- - - - - - -

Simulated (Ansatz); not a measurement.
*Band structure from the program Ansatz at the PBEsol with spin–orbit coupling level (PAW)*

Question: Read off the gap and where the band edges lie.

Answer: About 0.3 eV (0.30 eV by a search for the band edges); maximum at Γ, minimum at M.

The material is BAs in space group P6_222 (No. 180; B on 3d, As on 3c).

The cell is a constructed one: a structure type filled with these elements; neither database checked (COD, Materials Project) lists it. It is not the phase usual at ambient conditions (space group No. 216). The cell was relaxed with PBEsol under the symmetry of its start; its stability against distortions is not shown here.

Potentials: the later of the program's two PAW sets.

- - - - - - -

▶ Work instruction
Return only the part of the records above that opens with the line containing "coupling level (PAW)*" and closes with the line containing "The cell is", ends included.

▶ Result
*Band structure from the program Ansatz at the PBEsol with spin–orbit coupling level (PAW)*

Question: Read off the gap and where the band edges lie.

Answer: About 0.3 eV (0.30 eV by a search for the band edges); maximum at Γ, minimum at M.

The material is BAs in space group P6_222 (No. 180; B on 3d, As on 3c).

The cell is a constructed one: a structure type filled with these elements; neither database checked (COD, Materials Project) lists it. It is not the phase usual at ambient conditions (space group No. 216). The cell was relaxed with PBEsol under the symmetry of its start; its stability against distortions is not shown here.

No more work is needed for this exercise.